#### Work order:
Please transcribe the data that follows exactly, from its first line through the line that contains "POTCAR, in this".

*** Opening of Record set ***
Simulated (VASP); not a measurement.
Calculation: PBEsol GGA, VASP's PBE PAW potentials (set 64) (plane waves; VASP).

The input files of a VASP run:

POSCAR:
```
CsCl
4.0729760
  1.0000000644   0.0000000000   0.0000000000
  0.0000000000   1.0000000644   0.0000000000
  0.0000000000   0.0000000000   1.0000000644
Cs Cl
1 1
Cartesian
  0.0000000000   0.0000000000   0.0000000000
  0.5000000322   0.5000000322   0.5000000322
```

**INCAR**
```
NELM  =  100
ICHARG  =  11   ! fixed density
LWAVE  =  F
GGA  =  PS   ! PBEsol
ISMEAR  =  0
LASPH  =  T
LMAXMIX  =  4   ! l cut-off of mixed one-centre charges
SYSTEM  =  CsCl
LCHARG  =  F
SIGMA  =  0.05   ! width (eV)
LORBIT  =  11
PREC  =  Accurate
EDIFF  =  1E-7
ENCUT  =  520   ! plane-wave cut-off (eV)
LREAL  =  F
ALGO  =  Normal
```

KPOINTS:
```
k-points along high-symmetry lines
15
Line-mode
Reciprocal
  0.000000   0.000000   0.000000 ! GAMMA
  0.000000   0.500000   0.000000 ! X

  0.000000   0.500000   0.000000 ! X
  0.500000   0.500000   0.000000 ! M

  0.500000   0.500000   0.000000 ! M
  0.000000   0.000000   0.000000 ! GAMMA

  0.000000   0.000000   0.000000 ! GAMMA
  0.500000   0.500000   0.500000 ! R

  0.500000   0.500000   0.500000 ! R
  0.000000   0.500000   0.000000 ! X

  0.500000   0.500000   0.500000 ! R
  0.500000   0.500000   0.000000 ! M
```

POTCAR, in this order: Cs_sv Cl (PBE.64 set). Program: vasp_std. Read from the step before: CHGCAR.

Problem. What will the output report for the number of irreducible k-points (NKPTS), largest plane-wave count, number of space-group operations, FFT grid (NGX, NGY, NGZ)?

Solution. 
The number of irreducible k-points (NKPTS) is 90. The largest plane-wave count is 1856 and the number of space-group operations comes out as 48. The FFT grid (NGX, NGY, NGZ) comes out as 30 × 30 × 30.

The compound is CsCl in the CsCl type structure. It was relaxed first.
*** Close of Record set ***

#### Exercise solution:
Simulated (VASP); not a measurement.
Calculation: PBEsol GGA, VASP's PBE PAW potentials (set 64) (plane waves; VASP).

The input files of a VASP run:

POSCAR:
```
CsCl
4.0729760
  1.0000000644   0.0000000000   0.0000000000
  0.0000000000   1.0000000644   0.0000000000
  0.0000000000   0.0000000000   1.0000000644
Cs Cl
1 1
Cartesian
  0.0000000000   0.0000000000   0.0000000000
  0.5000000322   0.5000000322   0.5000000322
```

**INCAR**
```
NELM  =  100
ICHARG  =  11   ! fixed density
LWAVE  =  F
GGA  =  PS   ! PBEsol
ISMEAR  =  0
LASPH  =  T
LMAXMIX  =  4   ! l cut-off of mixed one-centre charges
SYSTEM  =  CsCl
LCHARG  =  F
SIGMA  =  0.05   ! width (eV)
LORBIT  =  11
PREC  =  Accurate
EDIFF  =  1E-7
ENCUT  =  520   ! plane-wave cut-off (eV)
LREAL  =  F
ALGO  =  Normal
```

KPOINTS:
```
k-points along high-symmetry lines
15
Line-mode
Reciprocal
  0.000000   0.000000   0.000000 ! GAMMA
  0.000000   0.500000   0.000000 ! X

  0.000000   0.500000   0.000000 ! X
  0.500000   0.500000   0.000000 ! M

  0.500000   0.500000   0.000000 ! M
  0.000000   0.000000   0.000000 ! GAMMA

  0.000000   0.000000   0.000000 ! GAMMA
  0.500000   0.500000   0.500000 ! R

  0.500000   0.500000   0.500000 ! R
  0.000000   0.500000   0.000000 ! X

  0.500000   0.500000   0.500000 ! R
  0.500000   0.500000   0.000000 ! M
```

POTCAR, in this order: Cs_sv Cl (PBE.64 set). Program: vasp_std. Read from the step before: CHGCAR.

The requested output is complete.